● **WORK ORDER**
Write out each record below, word for word.

== SUPPLIED DATA ==

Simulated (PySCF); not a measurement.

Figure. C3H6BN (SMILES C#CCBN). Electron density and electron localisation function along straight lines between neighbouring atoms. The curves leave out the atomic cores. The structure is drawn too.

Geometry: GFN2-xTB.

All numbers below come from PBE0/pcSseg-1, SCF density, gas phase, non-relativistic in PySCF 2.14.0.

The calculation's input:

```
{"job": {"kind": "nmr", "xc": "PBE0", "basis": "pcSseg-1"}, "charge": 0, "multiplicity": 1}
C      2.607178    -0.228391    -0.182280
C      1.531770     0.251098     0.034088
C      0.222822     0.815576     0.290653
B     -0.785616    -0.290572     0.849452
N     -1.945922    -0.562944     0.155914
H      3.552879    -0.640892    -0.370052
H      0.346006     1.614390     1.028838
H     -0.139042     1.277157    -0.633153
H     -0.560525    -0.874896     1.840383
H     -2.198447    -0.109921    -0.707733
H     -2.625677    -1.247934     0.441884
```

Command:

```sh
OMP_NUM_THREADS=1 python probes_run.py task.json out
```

===

● **REPLY**
Simulated (PySCF); not a measurement.

Figure. C3H6BN (SMILES C#CCBN). Electron density and electron localisation function along straight lines between neighbouring atoms. The curves leave out the atomic cores. The structure is drawn too.

Geometry: GFN2-xTB.

All numbers below come from PBE0/pcSseg-1, SCF density, gas phase, non-relativistic in PySCF 2.14.0.

The calculation's input:

```
{"job": {"kind": "nmr", "xc": "PBE0", "basis": "pcSseg-1"}, "charge": 0, "multiplicity": 1}
C      2.607178    -0.228391    -0.182280
C      1.531770     0.251098     0.034088
C      0.222822     0.815576     0.290653
B     -0.785616    -0.290572     0.849452
N     -1.945922    -0.562944     0.155914
H      3.552879    -0.640892    -0.370052
H      0.346006     1.614390     1.028838
H     -0.139042     1.277157    -0.633153
H     -0.560525    -0.874896     1.840383
H     -2.198447    -0.109921    -0.707733
H     -2.625677    -1.247934     0.441884
```

Command:

```sh
OMP_NUM_THREADS=1 python probes_run.py task.json out
```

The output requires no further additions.